=== WORK INSTRUCTION ===
For the entries that follow, restate word for word the line containing "The reference is", the line containing "Conditions are those", and every line that lies between them.

::::::::
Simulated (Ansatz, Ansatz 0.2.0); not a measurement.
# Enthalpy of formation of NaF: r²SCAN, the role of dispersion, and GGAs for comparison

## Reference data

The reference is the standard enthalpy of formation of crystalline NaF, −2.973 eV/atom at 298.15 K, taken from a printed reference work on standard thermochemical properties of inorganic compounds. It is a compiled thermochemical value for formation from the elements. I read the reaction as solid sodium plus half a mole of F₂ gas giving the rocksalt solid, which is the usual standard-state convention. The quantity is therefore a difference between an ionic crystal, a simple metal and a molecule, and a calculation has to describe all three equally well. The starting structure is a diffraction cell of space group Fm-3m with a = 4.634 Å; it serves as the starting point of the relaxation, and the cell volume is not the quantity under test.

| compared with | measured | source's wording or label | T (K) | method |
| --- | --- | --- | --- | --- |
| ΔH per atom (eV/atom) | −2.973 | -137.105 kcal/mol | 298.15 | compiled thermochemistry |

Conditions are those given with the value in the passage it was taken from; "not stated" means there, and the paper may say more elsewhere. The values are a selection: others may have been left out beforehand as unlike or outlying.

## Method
::::::::

=== EXERCISE RESULT ===
The reference is the standard enthalpy of formation of crystalline NaF, −2.973 eV/atom at 298.15 K, taken from a printed reference work on standard thermochemical properties of inorganic compounds. It is a compiled thermochemical value for formation from the elements. I read the reaction as solid sodium plus half a mole of F₂ gas giving the rocksalt solid, which is the usual standard-state convention. The quantity is therefore a difference between an ionic crystal, a simple metal and a molecule, and a calculation has to describe all three equally well. The starting structure is a diffraction cell of space group Fm-3m with a = 4.634 Å; it serves as the starting point of the relaxation, and the cell volume is not the quantity under test.

| compared with | measured | source's wording or label | T (K) | method |
| --- | --- | --- | --- | --- |
| ΔH per atom (eV/atom) | −2.973 | -137.105 kcal/mol | 298.15 | compiled thermochemistry |

Conditions are those given with the value in the passage it was taken from; "not stated" means there, and the paper may say more elsewhere. The values are a selection: others may have been left out beforehand as unlike or outlying.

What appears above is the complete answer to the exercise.